## Requirement
Output every entry below exactly as it is written.

## Data extract
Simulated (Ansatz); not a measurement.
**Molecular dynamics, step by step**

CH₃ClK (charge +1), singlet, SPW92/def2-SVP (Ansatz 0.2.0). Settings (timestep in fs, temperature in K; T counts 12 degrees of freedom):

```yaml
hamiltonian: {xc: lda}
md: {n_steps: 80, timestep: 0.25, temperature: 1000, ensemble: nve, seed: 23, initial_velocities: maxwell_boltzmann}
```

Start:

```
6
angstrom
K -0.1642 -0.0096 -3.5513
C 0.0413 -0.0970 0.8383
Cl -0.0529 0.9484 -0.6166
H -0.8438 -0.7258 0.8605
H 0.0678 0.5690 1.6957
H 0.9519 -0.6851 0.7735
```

## Answer space
Simulated (Ansatz); not a measurement.
**Molecular dynamics, step by step**

CH₃ClK (charge +1), singlet, SPW92/def2-SVP (Ansatz 0.2.0). Settings (timestep in fs, temperature in K; T counts 12 degrees of freedom):

```yaml
hamiltonian: {xc: lda}
md: {n_steps: 80, timestep: 0.25, temperature: 1000, ensemble: nve, seed: 23, initial_velocities: maxwell_boltzmann}
```

Start:

```
6
angstrom
K -0.1642 -0.0096 -3.5513
C 0.0413 -0.0970 0.8383
Cl -0.0529 0.9484 -0.6166
H -0.8438 -0.7258 0.8605
H 0.0678 0.5690 1.6957
H 0.9519 -0.6851 0.7735
```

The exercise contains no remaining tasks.